## [WORK TASK]
Begin at the top of the following data. Copy each line exactly until you have copied the line containing "Problem. How do".

# # #

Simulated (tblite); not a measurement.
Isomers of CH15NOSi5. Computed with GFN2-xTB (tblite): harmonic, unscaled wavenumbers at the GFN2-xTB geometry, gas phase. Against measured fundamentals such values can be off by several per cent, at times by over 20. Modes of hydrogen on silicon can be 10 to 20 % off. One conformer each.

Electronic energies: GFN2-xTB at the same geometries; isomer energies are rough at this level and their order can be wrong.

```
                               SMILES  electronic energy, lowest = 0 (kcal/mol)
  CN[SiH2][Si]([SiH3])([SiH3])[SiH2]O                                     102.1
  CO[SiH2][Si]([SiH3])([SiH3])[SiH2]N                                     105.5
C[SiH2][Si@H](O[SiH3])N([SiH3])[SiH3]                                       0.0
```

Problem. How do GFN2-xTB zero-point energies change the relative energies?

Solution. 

# # #

## [ANSWER BOX]
Simulated (tblite); not a measurement.
Isomers of CH15NOSi5. Computed with GFN2-xTB (tblite): harmonic, unscaled wavenumbers at the GFN2-xTB geometry, gas phase. Against measured fundamentals such values can be off by several per cent, at times by over 20. Modes of hydrogen on silicon can be 10 to 20 % off. One conformer each.

Electronic energies: GFN2-xTB at the same geometries; isomer energies are rough at this level and their order can be wrong.

```
                               SMILES  electronic energy, lowest = 0 (kcal/mol)
  CN[SiH2][Si]([SiH3])([SiH3])[SiH2]O                                     102.1
  CO[SiH2][Si]([SiH3])([SiH3])[SiH2]N                                     105.5
C[SiH2][Si@H](O[SiH3])N([SiH3])[SiH3]                                       0.0
```

Problem. How do GFN2-xTB zero-point energies change the relative energies?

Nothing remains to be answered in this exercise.